**WORK TASK:**
Would you please write out every record exactly?

**INFORMATION SHOWN:**
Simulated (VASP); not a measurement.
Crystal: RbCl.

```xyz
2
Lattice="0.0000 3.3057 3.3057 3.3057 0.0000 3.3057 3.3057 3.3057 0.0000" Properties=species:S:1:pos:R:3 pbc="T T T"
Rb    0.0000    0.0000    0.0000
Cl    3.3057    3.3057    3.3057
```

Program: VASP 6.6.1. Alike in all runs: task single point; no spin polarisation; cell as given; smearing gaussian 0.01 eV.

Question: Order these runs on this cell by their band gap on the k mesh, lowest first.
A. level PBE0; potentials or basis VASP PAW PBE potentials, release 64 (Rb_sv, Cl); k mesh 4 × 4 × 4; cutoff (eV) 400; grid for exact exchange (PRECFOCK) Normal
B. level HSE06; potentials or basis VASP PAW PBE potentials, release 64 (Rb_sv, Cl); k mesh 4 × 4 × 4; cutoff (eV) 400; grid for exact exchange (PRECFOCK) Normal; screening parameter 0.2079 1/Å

**YOUR RESPONSE:**
Simulated (VASP); not a measurement.
Crystal: RbCl.

```xyz
2
Lattice="0.0000 3.3057 3.3057 3.3057 0.0000 3.3057 3.3057 3.3057 0.0000" Properties=species:S:1:pos:R:3 pbc="T T T"
Rb    0.0000    0.0000    0.0000
Cl    3.3057    3.3057    3.3057
```

Program: VASP 6.6.1. Alike in all runs: task single point; no spin polarisation; cell as given; smearing gaussian 0.01 eV.

Question: Order these runs on this cell by their band gap on the k mesh, lowest first.
A. level PBE0; potentials or basis VASP PAW PBE potentials, release 64 (Rb_sv, Cl); k mesh 4 × 4 × 4; cutoff (eV) 400; grid for exact exchange (PRECFOCK) Normal
B. level HSE06; potentials or basis VASP PAW PBE potentials, release 64 (Rb_sv, Cl); k mesh 4 × 4 × 4; cutoff (eV) 400; grid for exact exchange (PRECFOCK) Normal; screening parameter 0.2079 1/Å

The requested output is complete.